RECORDS PROVIDED.
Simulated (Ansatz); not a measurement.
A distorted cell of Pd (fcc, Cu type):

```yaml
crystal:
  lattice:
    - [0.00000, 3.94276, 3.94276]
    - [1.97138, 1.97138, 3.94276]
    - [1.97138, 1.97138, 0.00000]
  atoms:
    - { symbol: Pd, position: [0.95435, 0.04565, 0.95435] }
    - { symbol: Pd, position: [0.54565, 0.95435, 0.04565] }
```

ASSIGNED TASK.
Repeat each line of the data exactly as it appears above.

ANSWER SECTION.
Simulated (Ansatz); not a measurement.
A distorted cell of Pd (fcc, Cu type):

```yaml
crystal:
  lattice:
    - [0.00000, 3.94276, 3.94276]
    - [1.97138, 1.97138, 3.94276]
    - [1.97138, 1.97138, 0.00000]
  atoms:
    - { symbol: Pd, position: [0.95435, 0.04565, 0.95435] }
    - { symbol: Pd, position: [0.54565, 0.95435, 0.04565] }
```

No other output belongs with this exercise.